╔══
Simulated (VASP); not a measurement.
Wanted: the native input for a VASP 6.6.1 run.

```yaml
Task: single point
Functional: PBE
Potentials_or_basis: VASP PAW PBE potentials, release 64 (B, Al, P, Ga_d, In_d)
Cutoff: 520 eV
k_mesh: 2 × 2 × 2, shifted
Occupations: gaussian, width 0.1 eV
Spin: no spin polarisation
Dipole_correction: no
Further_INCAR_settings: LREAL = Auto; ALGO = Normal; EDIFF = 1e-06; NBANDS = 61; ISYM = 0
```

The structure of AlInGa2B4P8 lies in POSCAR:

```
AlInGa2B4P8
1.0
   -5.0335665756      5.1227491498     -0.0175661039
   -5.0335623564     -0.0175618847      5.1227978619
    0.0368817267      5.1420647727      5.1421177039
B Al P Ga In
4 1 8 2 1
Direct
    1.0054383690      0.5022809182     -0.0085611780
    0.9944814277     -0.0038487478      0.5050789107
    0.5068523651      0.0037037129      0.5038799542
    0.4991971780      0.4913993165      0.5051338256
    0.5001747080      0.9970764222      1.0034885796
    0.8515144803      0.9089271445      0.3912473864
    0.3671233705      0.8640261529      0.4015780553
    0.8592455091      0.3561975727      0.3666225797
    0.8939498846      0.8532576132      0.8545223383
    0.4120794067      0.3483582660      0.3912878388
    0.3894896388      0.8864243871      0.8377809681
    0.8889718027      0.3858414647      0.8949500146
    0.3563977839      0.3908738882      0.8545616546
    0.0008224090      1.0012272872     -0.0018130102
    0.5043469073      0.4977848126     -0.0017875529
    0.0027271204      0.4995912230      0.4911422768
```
╚══

Repeat every line of the listing, word for word.

Simulated (VASP); not a measurement.
Wanted: the native input for a VASP 6.6.1 run.

```yaml
Task: single point
Functional: PBE
Potentials_or_basis: VASP PAW PBE potentials, release 64 (B, Al, P, Ga_d, In_d)
Cutoff: 520 eV
k_mesh: 2 × 2 × 2, shifted
Occupations: gaussian, width 0.1 eV
Spin: no spin polarisation
Dipole_correction: no
Further_INCAR_settings: LREAL = Auto; ALGO = Normal; EDIFF = 1e-06; NBANDS = 61; ISYM = 0
```

The structure of AlInGa2B4P8 lies in POSCAR:

```
AlInGa2B4P8
1.0
   -5.0335665756      5.1227491498     -0.0175661039
   -5.0335623564     -0.0175618847      5.1227978619
    0.0368817267      5.1420647727      5.1421177039
B Al P Ga In
4 1 8 2 1
Direct
    1.0054383690      0.5022809182     -0.0085611780
    0.9944814277     -0.0038487478      0.5050789107
    0.5068523651      0.0037037129      0.5038799542
    0.4991971780      0.4913993165      0.5051338256
    0.5001747080      0.9970764222      1.0034885796
    0.8515144803      0.9089271445      0.3912473864
    0.3671233705      0.8640261529      0.4015780553
    0.8592455091      0.3561975727      0.3666225797
    0.8939498846      0.8532576132      0.8545223383
    0.4120794067      0.3483582660      0.3912878388
    0.3894896388      0.8864243871      0.8377809681
    0.8889718027      0.3858414647      0.8949500146
    0.3563977839      0.3908738882      0.8545616546
    0.0008224090      1.0012272872     -0.0018130102
    0.5043469073      0.4977848126     -0.0017875529
    0.0027271204      0.4995912230      0.4911422768
```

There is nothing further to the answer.